================================

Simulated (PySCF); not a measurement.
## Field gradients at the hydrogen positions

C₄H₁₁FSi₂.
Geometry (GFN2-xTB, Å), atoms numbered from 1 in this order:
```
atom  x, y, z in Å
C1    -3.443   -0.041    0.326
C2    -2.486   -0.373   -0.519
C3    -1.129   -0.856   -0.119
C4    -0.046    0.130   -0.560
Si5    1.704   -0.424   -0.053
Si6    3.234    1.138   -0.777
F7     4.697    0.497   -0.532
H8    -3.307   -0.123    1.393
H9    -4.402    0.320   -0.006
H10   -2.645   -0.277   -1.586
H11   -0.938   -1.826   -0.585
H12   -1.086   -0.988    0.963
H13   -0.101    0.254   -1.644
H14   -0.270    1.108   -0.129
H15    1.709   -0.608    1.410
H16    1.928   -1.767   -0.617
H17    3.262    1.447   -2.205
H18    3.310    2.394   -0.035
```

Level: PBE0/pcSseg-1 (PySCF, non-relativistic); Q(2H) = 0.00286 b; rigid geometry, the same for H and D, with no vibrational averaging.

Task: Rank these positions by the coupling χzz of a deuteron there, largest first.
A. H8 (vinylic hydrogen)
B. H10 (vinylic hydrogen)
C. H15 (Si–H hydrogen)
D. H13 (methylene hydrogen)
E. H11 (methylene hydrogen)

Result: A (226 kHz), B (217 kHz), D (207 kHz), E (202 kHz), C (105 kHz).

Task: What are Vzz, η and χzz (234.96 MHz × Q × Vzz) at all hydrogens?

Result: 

================================

Copy the lines above, please. Keep them exact.

> Exercise solution
Simulated (PySCF); not a measurement.
## Field gradients at the hydrogen positions

C₄H₁₁FSi₂.
Geometry (GFN2-xTB, Å), atoms numbered from 1 in this order:
```
atom  x, y, z in Å
C1    -3.443   -0.041    0.326
C2    -2.486   -0.373   -0.519
C3    -1.129   -0.856   -0.119
C4    -0.046    0.130   -0.560
Si5    1.704   -0.424   -0.053
Si6    3.234    1.138   -0.777
F7     4.697    0.497   -0.532
H8    -3.307   -0.123    1.393
H9    -4.402    0.320   -0.006
H10   -2.645   -0.277   -1.586
H11   -0.938   -1.826   -0.585
H12   -1.086   -0.988    0.963
H13   -0.101    0.254   -1.644
H14   -0.270    1.108   -0.129
H15    1.709   -0.608    1.410
H16    1.928   -1.767   -0.617
H17    3.262    1.447   -2.205
H18    3.310    2.394   -0.035
```

Level: PBE0/pcSseg-1 (PySCF, non-relativistic); Q(2H) = 0.00286 b; rigid geometry, the same for H and D, with no vibrational averaging.

Task: Rank these positions by the coupling χzz of a deuteron there, largest first.
A. H8 (vinylic hydrogen)
B. H10 (vinylic hydrogen)
C. H15 (Si–H hydrogen)
D. H13 (methylene hydrogen)
E. H11 (methylene hydrogen)

Result: A (226 kHz), B (217 kHz), D (207 kHz), E (202 kHz), C (105 kHz).

Task: What are Vzz, η and χzz (234.96 MHz × Q × Vzz) at all hydrogens?

Result: 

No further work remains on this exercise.